_Dataset extract_:
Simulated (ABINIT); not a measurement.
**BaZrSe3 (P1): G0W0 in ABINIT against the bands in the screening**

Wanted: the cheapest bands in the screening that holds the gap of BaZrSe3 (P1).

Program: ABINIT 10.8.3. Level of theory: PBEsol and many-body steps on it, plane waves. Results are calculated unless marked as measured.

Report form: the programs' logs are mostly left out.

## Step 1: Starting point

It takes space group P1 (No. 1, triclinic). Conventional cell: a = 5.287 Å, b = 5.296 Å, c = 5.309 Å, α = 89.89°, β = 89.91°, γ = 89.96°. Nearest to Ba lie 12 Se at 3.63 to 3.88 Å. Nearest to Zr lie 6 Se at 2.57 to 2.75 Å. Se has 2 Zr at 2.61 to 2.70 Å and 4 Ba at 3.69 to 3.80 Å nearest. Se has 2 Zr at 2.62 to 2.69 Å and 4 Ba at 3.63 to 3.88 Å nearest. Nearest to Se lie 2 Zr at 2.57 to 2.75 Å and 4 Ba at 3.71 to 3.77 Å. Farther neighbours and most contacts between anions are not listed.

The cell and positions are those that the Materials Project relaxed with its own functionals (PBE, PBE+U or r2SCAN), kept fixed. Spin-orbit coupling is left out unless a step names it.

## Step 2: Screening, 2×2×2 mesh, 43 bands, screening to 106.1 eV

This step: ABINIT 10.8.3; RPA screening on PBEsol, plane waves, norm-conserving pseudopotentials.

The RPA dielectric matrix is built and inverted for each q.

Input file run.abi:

_Work request_: Precisely reproduce the lines of the entries, beginning at the first and ending at the one containing "## Step 1: Starting point". Add nothing.

_Answer box_:
Simulated (ABINIT); not a measurement.
**BaZrSe3 (P1): G0W0 in ABINIT against the bands in the screening**

Wanted: the cheapest bands in the screening that holds the gap of BaZrSe3 (P1).

Program: ABINIT 10.8.3. Level of theory: PBEsol and many-body steps on it, plane waves. Results are calculated unless marked as measured.

Report form: the programs' logs are mostly left out.

## Step 1: Starting point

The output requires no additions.